^^^^
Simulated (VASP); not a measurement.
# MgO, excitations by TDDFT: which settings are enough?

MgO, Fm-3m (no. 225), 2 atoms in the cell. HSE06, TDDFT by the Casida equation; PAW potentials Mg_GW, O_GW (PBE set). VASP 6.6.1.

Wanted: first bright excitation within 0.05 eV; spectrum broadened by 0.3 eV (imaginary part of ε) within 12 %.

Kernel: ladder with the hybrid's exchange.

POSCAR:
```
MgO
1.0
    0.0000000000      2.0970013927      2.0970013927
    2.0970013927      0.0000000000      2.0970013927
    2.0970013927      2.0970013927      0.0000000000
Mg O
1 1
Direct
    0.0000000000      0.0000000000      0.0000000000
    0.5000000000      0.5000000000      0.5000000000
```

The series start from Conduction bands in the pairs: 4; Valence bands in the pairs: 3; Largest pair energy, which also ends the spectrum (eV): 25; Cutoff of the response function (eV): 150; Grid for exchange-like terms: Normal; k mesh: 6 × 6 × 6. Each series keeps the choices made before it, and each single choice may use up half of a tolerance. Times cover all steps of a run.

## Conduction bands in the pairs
^^^^

Work order: Repeat the data word for word. Leave nothing out.

Task output:
Simulated (VASP); not a measurement.
# MgO, excitations by TDDFT: which settings are enough?

MgO, Fm-3m (no. 225), 2 atoms in the cell. HSE06, TDDFT by the Casida equation; PAW potentials Mg_GW, O_GW (PBE set). VASP 6.6.1.

Wanted: first bright excitation within 0.05 eV; spectrum broadened by 0.3 eV (imaginary part of ε) within 12 %.

Kernel: ladder with the hybrid's exchange.

POSCAR:
```
MgO
1.0
    0.0000000000      2.0970013927      2.0970013927
    2.0970013927      0.0000000000      2.0970013927
    2.0970013927      2.0970013927      0.0000000000
Mg O
1 1
Direct
    0.0000000000      0.0000000000      0.0000000000
    0.5000000000      0.5000000000      0.5000000000
```

The series start from Conduction bands in the pairs: 4; Valence bands in the pairs: 3; Largest pair energy, which also ends the spectrum (eV): 25; Cutoff of the response function (eV): 150; Grid for exchange-like terms: Normal; k mesh: 6 × 6 × 6. Each series keeps the choices made before it, and each single choice may use up half of a tolerance. Times cover all steps of a run.

## Conduction bands in the pairs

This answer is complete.